→ **REQUIRED ACTION**
Return the data below exactly, stopping after the line with "Change from the".

→ **DATA FOR ANALYSIS**
════════════════════

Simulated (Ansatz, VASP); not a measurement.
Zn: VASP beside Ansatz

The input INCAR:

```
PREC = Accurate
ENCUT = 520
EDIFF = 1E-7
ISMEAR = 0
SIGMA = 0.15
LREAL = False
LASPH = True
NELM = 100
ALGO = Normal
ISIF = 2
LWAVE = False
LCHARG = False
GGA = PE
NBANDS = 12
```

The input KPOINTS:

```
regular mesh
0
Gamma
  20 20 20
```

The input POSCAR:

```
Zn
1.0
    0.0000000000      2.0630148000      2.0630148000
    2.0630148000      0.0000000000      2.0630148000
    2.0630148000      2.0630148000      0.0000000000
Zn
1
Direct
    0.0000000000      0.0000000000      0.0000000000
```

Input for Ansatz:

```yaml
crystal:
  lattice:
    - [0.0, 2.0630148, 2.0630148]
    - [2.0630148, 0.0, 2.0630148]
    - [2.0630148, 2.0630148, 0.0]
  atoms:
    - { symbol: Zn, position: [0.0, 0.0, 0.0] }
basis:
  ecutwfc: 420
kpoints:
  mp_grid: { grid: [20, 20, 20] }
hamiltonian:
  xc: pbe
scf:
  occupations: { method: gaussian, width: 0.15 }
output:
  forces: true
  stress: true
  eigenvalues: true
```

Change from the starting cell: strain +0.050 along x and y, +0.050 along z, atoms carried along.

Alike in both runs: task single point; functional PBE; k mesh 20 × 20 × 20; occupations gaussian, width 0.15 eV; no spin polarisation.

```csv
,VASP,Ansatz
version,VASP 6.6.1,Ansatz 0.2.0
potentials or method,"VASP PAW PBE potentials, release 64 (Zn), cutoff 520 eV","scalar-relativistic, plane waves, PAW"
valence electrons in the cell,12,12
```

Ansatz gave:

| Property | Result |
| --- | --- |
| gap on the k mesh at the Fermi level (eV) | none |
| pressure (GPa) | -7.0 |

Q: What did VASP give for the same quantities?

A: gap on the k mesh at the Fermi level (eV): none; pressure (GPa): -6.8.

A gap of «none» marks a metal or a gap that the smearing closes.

════════════════════

→ **TASK OUTPUT**
Simulated (Ansatz, VASP); not a measurement.
Zn: VASP beside Ansatz

The input INCAR:

```
PREC = Accurate
ENCUT = 520
EDIFF = 1E-7
ISMEAR = 0
SIGMA = 0.15
LREAL = False
LASPH = True
NELM = 100
ALGO = Normal
ISIF = 2
LWAVE = False
LCHARG = False
GGA = PE
NBANDS = 12
```

The input KPOINTS:

```
regular mesh
0
Gamma
  20 20 20
```

The input POSCAR:

```
Zn
1.0
    0.0000000000      2.0630148000      2.0630148000
    2.0630148000      0.0000000000      2.0630148000
    2.0630148000      2.0630148000      0.0000000000
Zn
1
Direct
    0.0000000000      0.0000000000      0.0000000000
```

Input for Ansatz:

```yaml
crystal:
  lattice:
    - [0.0, 2.0630148, 2.0630148]
    - [2.0630148, 0.0, 2.0630148]
    - [2.0630148, 2.0630148, 0.0]
  atoms:
    - { symbol: Zn, position: [0.0, 0.0, 0.0] }
basis:
  ecutwfc: 420
kpoints:
  mp_grid: { grid: [20, 20, 20] }
hamiltonian:
  xc: pbe
scf:
  occupations: { method: gaussian, width: 0.15 }
output:
  forces: true
  stress: true
  eigenvalues: true
```

Change from the starting cell: strain +0.050 along x and y, +0.050 along z, atoms carried along.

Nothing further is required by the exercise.